→ **REQUIRED ACTION**: Output every entry exactly as written.

---------- SUPPLIED DATA
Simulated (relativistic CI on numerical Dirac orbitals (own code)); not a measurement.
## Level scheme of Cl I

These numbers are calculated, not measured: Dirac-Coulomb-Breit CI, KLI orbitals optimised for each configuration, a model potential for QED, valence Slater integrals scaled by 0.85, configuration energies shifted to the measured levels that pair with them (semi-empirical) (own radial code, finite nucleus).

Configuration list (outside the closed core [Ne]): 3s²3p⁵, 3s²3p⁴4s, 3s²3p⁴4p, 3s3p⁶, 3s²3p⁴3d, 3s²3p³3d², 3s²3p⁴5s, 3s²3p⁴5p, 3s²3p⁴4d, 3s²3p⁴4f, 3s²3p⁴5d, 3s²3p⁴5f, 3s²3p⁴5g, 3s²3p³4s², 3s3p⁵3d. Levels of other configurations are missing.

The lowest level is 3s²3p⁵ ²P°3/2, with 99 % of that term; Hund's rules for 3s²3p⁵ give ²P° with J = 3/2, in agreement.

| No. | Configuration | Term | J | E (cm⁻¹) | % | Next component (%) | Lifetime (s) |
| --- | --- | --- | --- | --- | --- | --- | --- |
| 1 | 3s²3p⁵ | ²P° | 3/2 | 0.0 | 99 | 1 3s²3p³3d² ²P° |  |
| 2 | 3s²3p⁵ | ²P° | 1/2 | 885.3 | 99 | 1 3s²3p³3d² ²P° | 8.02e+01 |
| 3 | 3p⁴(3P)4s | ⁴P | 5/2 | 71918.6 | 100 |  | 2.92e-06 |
--------------------

→ **ANSWER BOX**:
Simulated (relativistic CI on numerical Dirac orbitals (own code)); not a measurement.
## Level scheme of Cl I

These numbers are calculated, not measured: Dirac-Coulomb-Breit CI, KLI orbitals optimised for each configuration, a model potential for QED, valence Slater integrals scaled by 0.85, configuration energies shifted to the measured levels that pair with them (semi-empirical) (own radial code, finite nucleus).

Configuration list (outside the closed core [Ne]): 3s²3p⁵, 3s²3p⁴4s, 3s²3p⁴4p, 3s3p⁶, 3s²3p⁴3d, 3s²3p³3d², 3s²3p⁴5s, 3s²3p⁴5p, 3s²3p⁴4d, 3s²3p⁴4f, 3s²3p⁴5d, 3s²3p⁴5f, 3s²3p⁴5g, 3s²3p³4s², 3s3p⁵3d. Levels of other configurations are missing.

The lowest level is 3s²3p⁵ ²P°3/2, with 99 % of that term; Hund's rules for 3s²3p⁵ give ²P° with J = 3/2, in agreement.

| No. | Configuration | Term | J | E (cm⁻¹) | % | Next component (%) | Lifetime (s) |
| --- | --- | --- | --- | --- | --- | --- | --- |
| 1 | 3s²3p⁵ | ²P° | 3/2 | 0.0 | 99 | 1 3s²3p³3d² ²P° |  |
| 2 | 3s²3p⁵ | ²P° | 1/2 | 885.3 | 99 | 1 3s²3p³3d² ²P° | 8.02e+01 |
| 3 | 3p⁴(3P)4s | ⁴P | 5/2 | 71918.6 | 100 |  | 2.92e-06 |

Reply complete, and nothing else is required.